=== Action item ===
In the listing that follows, the range to quote begins at the line that has "Bond lengths: Ru1–Si2 2.032 Å." and ends after the line that has "What time and"; quote it verbatim and add nothing.

++++++++

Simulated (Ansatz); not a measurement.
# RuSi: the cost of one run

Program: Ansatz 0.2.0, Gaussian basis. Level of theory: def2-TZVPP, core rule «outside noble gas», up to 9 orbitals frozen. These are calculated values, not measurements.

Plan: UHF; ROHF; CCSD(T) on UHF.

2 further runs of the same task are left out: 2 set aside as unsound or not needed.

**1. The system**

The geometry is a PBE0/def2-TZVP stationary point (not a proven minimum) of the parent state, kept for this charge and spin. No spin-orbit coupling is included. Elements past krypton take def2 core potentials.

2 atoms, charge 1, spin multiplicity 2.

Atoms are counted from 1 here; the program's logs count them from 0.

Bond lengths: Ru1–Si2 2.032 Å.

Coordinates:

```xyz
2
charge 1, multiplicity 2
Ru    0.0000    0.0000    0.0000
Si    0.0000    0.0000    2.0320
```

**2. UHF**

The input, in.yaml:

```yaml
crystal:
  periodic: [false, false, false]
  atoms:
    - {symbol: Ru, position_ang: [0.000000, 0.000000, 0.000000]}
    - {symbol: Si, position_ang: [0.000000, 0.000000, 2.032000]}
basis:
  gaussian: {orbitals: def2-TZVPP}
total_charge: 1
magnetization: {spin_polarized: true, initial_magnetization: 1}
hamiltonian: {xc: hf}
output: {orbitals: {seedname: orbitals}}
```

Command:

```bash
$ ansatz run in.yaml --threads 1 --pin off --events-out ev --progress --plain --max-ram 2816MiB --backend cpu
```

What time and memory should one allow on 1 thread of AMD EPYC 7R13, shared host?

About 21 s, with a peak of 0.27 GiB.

++++++++

=== Solution ===
Bond lengths: Ru1–Si2 2.032 Å.

Coordinates:

```xyz
2
charge 1, multiplicity 2
Ru    0.0000    0.0000    0.0000
Si    0.0000    0.0000    2.0320
```

**2. UHF**

The input, in.yaml:

```yaml
crystal:
  periodic: [false, false, false]
  atoms:
    - {symbol: Ru, position_ang: [0.000000, 0.000000, 0.000000]}
    - {symbol: Si, position_ang: [0.000000, 0.000000, 2.032000]}
basis:
  gaussian: {orbitals: def2-TZVPP}
total_charge: 1
magnetization: {spin_polarized: true, initial_magnetization: 1}
hamiltonian: {xc: hf}
output: {orbitals: {seedname: orbitals}}
```

Command:

```bash
$ ansatz run in.yaml --threads 1 --pin off --events-out ev --progress --plain --max-ram 2816MiB --backend cpu
```

What time and memory should one allow on 1 thread of AMD EPYC 7R13, shared host?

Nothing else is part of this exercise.